Reproduce the entries below in full, word for word.

========================
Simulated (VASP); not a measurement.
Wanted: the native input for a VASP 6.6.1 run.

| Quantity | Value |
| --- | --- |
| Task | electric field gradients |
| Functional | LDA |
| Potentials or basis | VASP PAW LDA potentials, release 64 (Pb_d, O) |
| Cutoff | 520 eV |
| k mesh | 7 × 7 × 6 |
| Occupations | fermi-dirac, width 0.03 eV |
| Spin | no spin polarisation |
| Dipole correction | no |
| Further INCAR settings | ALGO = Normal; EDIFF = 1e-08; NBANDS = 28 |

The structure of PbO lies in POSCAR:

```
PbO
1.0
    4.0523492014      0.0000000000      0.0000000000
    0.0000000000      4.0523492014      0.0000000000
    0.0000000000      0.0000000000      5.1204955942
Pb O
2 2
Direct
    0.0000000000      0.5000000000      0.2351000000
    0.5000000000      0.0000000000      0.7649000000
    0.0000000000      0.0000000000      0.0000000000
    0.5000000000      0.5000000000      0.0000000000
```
========================

[Worked solution]:
Simulated (VASP); not a measurement.
Wanted: the native input for a VASP 6.6.1 run.

| Quantity | Value |
| --- | --- |
| Task | electric field gradients |
| Functional | LDA |
| Potentials or basis | VASP PAW LDA potentials, release 64 (Pb_d, O) |
| Cutoff | 520 eV |
| k mesh | 7 × 7 × 6 |
| Occupations | fermi-dirac, width 0.03 eV |
| Spin | no spin polarisation |
| Dipole correction | no |
| Further INCAR settings | ALGO = Normal; EDIFF = 1e-08; NBANDS = 28 |

The structure of PbO lies in POSCAR:

```
PbO
1.0
    4.0523492014      0.0000000000      0.0000000000
    0.0000000000      4.0523492014      0.0000000000
    0.0000000000      0.0000000000      5.1204955942
Pb O
2 2
Direct
    0.0000000000      0.5000000000      0.2351000000
    0.5000000000      0.0000000000      0.7649000000
    0.0000000000      0.0000000000      0.0000000000
    0.5000000000      0.5000000000      0.0000000000
```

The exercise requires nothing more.